--------

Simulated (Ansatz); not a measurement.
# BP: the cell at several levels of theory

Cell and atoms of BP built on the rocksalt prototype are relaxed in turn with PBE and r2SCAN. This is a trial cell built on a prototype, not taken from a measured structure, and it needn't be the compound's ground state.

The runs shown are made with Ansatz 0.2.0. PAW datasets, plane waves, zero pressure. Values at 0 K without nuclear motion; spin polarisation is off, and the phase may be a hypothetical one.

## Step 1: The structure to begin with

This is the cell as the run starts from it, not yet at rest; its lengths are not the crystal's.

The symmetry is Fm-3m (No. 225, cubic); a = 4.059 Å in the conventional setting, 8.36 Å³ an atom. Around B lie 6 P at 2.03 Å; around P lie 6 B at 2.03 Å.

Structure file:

--------

▶ [ASSIGNMENT]:
Would you retype all of the data exactly as shown?

▶ [ANSWER BOX]:
Simulated (Ansatz); not a measurement.
# BP: the cell at several levels of theory

Cell and atoms of BP built on the rocksalt prototype are relaxed in turn with PBE and r2SCAN. This is a trial cell built on a prototype, not taken from a measured structure, and it needn't be the compound's ground state.

The runs shown are made with Ansatz 0.2.0. PAW datasets, plane waves, zero pressure. Values at 0 K without nuclear motion; spin polarisation is off, and the phase may be a hypothetical one.

## Step 1: The structure to begin with

This is the cell as the run starts from it, not yet at rest; its lengths are not the crystal's.

The symmetry is Fm-3m (No. 225, cubic); a = 4.059 Å in the conventional setting, 8.36 Å³ an atom. Around B lie 6 P at 2.03 Å; around P lie 6 B at 2.03 Å.

Structure file:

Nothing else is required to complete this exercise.